Dataset extract
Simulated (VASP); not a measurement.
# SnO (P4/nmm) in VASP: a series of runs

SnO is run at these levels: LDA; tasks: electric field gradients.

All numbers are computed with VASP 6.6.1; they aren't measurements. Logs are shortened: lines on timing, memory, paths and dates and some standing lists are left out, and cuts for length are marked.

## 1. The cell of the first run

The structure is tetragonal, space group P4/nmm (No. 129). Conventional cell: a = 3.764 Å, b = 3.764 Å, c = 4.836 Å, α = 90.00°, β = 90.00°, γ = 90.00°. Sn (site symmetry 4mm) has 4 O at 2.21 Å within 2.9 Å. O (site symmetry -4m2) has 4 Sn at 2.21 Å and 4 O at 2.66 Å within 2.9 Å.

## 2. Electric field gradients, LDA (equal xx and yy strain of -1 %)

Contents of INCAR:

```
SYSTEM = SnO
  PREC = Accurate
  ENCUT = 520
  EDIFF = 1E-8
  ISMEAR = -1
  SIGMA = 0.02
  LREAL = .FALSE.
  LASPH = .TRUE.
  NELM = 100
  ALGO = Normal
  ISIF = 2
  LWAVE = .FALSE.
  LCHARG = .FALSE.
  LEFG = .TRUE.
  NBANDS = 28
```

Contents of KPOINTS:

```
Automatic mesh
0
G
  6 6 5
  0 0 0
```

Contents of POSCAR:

Action item
Every record above must be set down again, word for word.

Your response
Simulated (VASP); not a measurement.
# SnO (P4/nmm) in VASP: a series of runs

SnO is run at these levels: LDA; tasks: electric field gradients.

All numbers are computed with VASP 6.6.1; they aren't measurements. Logs are shortened: lines on timing, memory, paths and dates and some standing lists are left out, and cuts for length are marked.

## 1. The cell of the first run

The structure is tetragonal, space group P4/nmm (No. 129). Conventional cell: a = 3.764 Å, b = 3.764 Å, c = 4.836 Å, α = 90.00°, β = 90.00°, γ = 90.00°. Sn (site symmetry 4mm) has 4 O at 2.21 Å within 2.9 Å. O (site symmetry -4m2) has 4 Sn at 2.21 Å and 4 O at 2.66 Å within 2.9 Å.

## 2. Electric field gradients, LDA (equal xx and yy strain of -1 %)

Contents of INCAR:

```
SYSTEM = SnO
  PREC = Accurate
  ENCUT = 520
  EDIFF = 1E-8
  ISMEAR = -1
  SIGMA = 0.02
  LREAL = .FALSE.
  LASPH = .TRUE.
  NELM = 100
  ALGO = Normal
  ISIF = 2
  LWAVE = .FALSE.
  LCHARG = .FALSE.
  LEFG = .TRUE.
  NBANDS = 28
```

Contents of KPOINTS:

```
Automatic mesh
0
G
  6 6 5
  0 0 0
```

Contents of POSCAR:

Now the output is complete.